*** Block opens ***
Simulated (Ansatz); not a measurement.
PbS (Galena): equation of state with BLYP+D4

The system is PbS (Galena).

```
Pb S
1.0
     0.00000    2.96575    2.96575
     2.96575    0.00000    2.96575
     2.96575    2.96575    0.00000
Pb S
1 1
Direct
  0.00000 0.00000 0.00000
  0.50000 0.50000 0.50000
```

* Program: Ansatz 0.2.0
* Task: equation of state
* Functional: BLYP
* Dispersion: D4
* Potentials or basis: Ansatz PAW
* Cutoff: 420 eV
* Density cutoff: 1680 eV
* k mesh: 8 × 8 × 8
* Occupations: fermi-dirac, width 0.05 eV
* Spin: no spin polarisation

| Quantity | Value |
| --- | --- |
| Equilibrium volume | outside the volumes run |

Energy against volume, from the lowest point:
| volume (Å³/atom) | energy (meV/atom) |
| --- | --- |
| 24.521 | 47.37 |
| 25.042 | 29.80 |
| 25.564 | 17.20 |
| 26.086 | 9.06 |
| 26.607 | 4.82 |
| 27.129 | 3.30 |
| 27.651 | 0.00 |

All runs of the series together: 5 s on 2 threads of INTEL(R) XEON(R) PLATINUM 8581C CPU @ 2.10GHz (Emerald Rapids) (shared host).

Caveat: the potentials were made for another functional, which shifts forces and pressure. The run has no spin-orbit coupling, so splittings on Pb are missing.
*** Block closes ***

Write the opening line of the data above and every line after it, exactly, stopping once you have written the line with "All runs of".

Simulated (Ansatz); not a measurement.
PbS (Galena): equation of state with BLYP+D4

The system is PbS (Galena).

```
Pb S
1.0
     0.00000    2.96575    2.96575
     2.96575    0.00000    2.96575
     2.96575    2.96575    0.00000
Pb S
1 1
Direct
  0.00000 0.00000 0.00000
  0.50000 0.50000 0.50000
```

* Program: Ansatz 0.2.0
* Task: equation of state
* Functional: BLYP
* Dispersion: D4
* Potentials or basis: Ansatz PAW
* Cutoff: 420 eV
* Density cutoff: 1680 eV
* k mesh: 8 × 8 × 8
* Occupations: fermi-dirac, width 0.05 eV
* Spin: no spin polarisation

| Quantity | Value |
| --- | --- |
| Equilibrium volume | outside the volumes run |

Energy against volume, from the lowest point:
| volume (Å³/atom) | energy (meV/atom) |
| --- | --- |
| 24.521 | 47.37 |
| 25.042 | 29.80 |
| 25.564 | 17.20 |
| 26.086 | 9.06 |
| 26.607 | 4.82 |
| 27.129 | 3.30 |
| 27.651 | 0.00 |

All runs of the series together: 5 s on 2 threads of INTEL(R) XEON(R) PLATINUM 8581C CPU @ 2.10GHz (Emerald Rapids) (shared host).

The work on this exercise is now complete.